> **Assignment**
Only an exact copy of every record counts as an answer.

▬▬▬▬▬▬
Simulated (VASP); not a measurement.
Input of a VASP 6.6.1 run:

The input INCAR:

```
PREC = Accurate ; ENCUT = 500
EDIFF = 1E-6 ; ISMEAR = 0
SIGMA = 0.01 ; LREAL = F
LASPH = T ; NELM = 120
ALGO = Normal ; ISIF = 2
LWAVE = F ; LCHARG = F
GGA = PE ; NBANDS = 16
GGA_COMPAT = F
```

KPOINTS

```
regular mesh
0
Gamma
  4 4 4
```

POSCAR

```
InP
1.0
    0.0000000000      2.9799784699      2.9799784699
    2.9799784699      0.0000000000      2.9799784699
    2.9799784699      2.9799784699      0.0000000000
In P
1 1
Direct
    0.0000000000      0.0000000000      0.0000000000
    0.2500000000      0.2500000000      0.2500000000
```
▬▬▬▬▬▬

> **Your solution**
Simulated (VASP); not a measurement.
Input of a VASP 6.6.1 run:

The input INCAR:

```
PREC = Accurate ; ENCUT = 500
EDIFF = 1E-6 ; ISMEAR = 0
SIGMA = 0.01 ; LREAL = F
LASPH = T ; NELM = 120
ALGO = Normal ; ISIF = 2
LWAVE = F ; LCHARG = F
GGA = PE ; NBANDS = 16
GGA_COMPAT = F
```

KPOINTS

```
regular mesh
0
Gamma
  4 4 4
```

POSCAR

```
InP
1.0
    0.0000000000      2.9799784699      2.9799784699
    2.9799784699      0.0000000000      2.9799784699
    2.9799784699      2.9799784699      0.0000000000
In P
1 1
Direct
    0.0000000000      0.0000000000      0.0000000000
    0.2500000000      0.2500000000      0.2500000000
```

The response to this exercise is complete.